The records below hold a stretch from the line with "0.2 | −0.0022 |" through the line with "Worked answer. A"; return exactly those lines, ends included, and nothing more.

———
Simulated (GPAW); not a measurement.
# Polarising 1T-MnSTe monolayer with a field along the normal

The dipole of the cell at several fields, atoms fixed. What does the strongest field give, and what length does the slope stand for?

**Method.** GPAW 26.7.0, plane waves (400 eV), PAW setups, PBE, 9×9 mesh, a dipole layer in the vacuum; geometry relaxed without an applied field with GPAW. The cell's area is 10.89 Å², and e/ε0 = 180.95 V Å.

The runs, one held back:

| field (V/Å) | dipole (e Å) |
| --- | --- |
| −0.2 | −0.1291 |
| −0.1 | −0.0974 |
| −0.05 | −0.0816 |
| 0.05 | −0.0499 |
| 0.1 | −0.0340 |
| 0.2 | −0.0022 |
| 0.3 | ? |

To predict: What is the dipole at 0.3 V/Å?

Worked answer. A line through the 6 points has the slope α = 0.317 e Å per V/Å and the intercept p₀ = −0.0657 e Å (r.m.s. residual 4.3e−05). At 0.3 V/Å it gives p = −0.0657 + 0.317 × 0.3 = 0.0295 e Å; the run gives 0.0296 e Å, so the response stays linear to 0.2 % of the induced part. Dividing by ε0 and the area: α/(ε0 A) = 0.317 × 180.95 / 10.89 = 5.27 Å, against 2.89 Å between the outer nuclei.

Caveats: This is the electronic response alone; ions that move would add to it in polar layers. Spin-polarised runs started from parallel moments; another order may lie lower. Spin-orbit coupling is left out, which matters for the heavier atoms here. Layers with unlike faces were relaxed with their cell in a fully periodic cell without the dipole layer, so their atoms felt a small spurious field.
———

- [WRITTEN ANSWER]
| 0.2 | −0.0022 |
| 0.3 | ? |

To predict: What is the dipole at 0.3 V/Å?

Worked answer. A line through the 6 points has the slope α = 0.317 e Å per V/Å and the intercept p₀ = −0.0657 e Å (r.m.s. residual 4.3e−05). At 0.3 V/Å it gives p = −0.0657 + 0.317 × 0.3 = 0.0295 e Å; the run gives 0.0296 e Å, so the response stays linear to 0.2 % of the induced part. Dividing by ε0 and the area: α/(ε0 A) = 0.317 × 180.95 / 10.89 = 5.27 Å, against 2.89 Å between the outer nuclei.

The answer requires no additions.